**Action item**
Output the lines below exactly, please, from the first line until the line with "Cu, space group", counting both.

**Source information**
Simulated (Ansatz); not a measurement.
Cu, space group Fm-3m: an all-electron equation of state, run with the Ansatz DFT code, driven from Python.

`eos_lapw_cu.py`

**Exercise result**
Simulated (Ansatz); not a measurement.
Cu, space group Fm-3m: an all-electron equation of state, run with the Ansatz DFT code, driven from Python.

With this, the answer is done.